— Activity —
Up to and including the line with "Run this with", please reproduce the lines below exactly, beginning with the first.

— Extracted material —
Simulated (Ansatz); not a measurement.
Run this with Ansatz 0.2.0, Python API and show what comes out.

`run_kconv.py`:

— Response area —
Simulated (Ansatz); not a measurement.
Run this with Ansatz 0.2.0, Python API and show what comes out.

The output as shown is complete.